* _DATA PROVIDED_:
================================

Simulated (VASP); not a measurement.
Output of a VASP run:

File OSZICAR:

================================

* _REQUIRED ACTION_:
What this exercise calls for is a precise transcription of the material above.

* _EXERCISE ANSWER_:
Simulated (VASP); not a measurement.
Output of a VASP run:

File OSZICAR:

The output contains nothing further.